(Extracted data begins)

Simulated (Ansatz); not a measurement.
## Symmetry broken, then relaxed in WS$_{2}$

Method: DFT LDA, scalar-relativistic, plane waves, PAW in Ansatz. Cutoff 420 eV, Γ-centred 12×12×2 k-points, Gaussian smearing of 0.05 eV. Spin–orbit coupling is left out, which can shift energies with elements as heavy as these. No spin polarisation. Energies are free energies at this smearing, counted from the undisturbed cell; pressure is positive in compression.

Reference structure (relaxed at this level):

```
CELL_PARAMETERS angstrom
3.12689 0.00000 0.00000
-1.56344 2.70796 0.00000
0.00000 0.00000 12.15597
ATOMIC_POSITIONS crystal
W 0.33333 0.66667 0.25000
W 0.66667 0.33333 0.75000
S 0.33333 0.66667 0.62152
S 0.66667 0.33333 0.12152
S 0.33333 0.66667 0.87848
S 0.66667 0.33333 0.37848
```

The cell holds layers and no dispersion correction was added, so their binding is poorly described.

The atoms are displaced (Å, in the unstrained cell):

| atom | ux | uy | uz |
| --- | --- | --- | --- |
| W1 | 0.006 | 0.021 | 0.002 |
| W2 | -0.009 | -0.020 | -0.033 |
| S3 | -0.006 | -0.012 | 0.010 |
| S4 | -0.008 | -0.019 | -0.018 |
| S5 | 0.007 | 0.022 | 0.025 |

(Extracted data ends)

> Work order
Could you copy exactly the lines from the first line of the records above through the line containing "Method: DFT LDA, scalar-relativistic, plane", both included, and nothing else?

> Your solution
Simulated (Ansatz); not a measurement.
## Symmetry broken, then relaxed in WS$_{2}$

Method: DFT LDA, scalar-relativistic, plane waves, PAW in Ansatz. Cutoff 420 eV, Γ-centred 12×12×2 k-points, Gaussian smearing of 0.05 eV. Spin–orbit coupling is left out, which can shift energies with elements as heavy as these. No spin polarisation. Energies are free energies at this smearing, counted from the undisturbed cell; pressure is positive in compression.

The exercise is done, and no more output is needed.